Listed entries:
● ● ● ● ● ● ●

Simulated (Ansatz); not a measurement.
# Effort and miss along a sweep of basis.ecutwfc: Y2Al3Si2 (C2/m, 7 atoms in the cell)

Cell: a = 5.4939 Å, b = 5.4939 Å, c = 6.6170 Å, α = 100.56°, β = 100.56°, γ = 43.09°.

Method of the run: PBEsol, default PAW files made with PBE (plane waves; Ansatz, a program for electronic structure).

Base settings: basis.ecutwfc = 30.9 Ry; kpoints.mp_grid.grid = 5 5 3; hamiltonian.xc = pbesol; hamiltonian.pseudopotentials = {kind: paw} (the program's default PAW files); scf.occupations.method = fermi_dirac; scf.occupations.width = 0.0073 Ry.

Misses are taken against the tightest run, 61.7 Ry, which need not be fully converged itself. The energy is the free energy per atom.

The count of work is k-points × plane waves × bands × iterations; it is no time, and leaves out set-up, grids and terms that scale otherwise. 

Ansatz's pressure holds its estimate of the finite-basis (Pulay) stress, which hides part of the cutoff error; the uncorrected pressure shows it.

● ● ● ● ● ● ●

Work task:
This task calls for every entry above to be transcribed exactly.

Task answer:
Simulated (Ansatz); not a measurement.
# Effort and miss along a sweep of basis.ecutwfc: Y2Al3Si2 (C2/m, 7 atoms in the cell)

Cell: a = 5.4939 Å, b = 5.4939 Å, c = 6.6170 Å, α = 100.56°, β = 100.56°, γ = 43.09°.

Method of the run: PBEsol, default PAW files made with PBE (plane waves; Ansatz, a program for electronic structure).

Base settings: basis.ecutwfc = 30.9 Ry; kpoints.mp_grid.grid = 5 5 3; hamiltonian.xc = pbesol; hamiltonian.pseudopotentials = {kind: paw} (the program's default PAW files); scf.occupations.method = fermi_dirac; scf.occupations.width = 0.0073 Ry.

Misses are taken against the tightest run, 61.7 Ry, which need not be fully converged itself. The energy is the free energy per atom.

The count of work is k-points × plane waves × bands × iterations; it is no time, and leaves out set-up, grids and terms that scale otherwise. 

Ansatz's pressure holds its estimate of the finite-basis (Pulay) stress, which hides part of the cutoff error; the uncorrected pressure shows it.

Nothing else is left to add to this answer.